◆ Dataset records ◆
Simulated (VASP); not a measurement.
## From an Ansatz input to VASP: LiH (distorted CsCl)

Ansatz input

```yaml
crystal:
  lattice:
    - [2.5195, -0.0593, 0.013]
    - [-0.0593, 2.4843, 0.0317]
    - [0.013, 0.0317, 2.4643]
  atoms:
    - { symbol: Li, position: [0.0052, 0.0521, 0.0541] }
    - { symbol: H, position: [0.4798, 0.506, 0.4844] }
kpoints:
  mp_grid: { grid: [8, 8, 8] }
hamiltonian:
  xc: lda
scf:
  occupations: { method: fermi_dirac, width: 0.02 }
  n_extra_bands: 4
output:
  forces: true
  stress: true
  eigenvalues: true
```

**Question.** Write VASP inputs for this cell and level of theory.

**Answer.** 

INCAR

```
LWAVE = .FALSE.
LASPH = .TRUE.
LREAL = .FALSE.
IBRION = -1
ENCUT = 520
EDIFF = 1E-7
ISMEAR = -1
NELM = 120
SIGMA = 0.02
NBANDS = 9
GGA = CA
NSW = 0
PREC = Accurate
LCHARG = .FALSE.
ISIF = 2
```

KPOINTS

◆ Work instruction ◆
Without altering a single word, repeat the material.

◆ Result ◆
Simulated (VASP); not a measurement.
## From an Ansatz input to VASP: LiH (distorted CsCl)

Ansatz input

```yaml
crystal:
  lattice:
    - [2.5195, -0.0593, 0.013]
    - [-0.0593, 2.4843, 0.0317]
    - [0.013, 0.0317, 2.4643]
  atoms:
    - { symbol: Li, position: [0.0052, 0.0521, 0.0541] }
    - { symbol: H, position: [0.4798, 0.506, 0.4844] }
kpoints:
  mp_grid: { grid: [8, 8, 8] }
hamiltonian:
  xc: lda
scf:
  occupations: { method: fermi_dirac, width: 0.02 }
  n_extra_bands: 4
output:
  forces: true
  stress: true
  eigenvalues: true
```

**Question.** Write VASP inputs for this cell and level of theory.

**Answer.** 

INCAR

```
LWAVE = .FALSE.
LASPH = .TRUE.
LREAL = .FALSE.
IBRION = -1
ENCUT = 520
EDIFF = 1E-7
ISMEAR = -1
NELM = 120
SIGMA = 0.02
NBANDS = 9
GGA = CA
NSW = 0
PREC = Accurate
LCHARG = .FALSE.
ISIF = 2
```

KPOINTS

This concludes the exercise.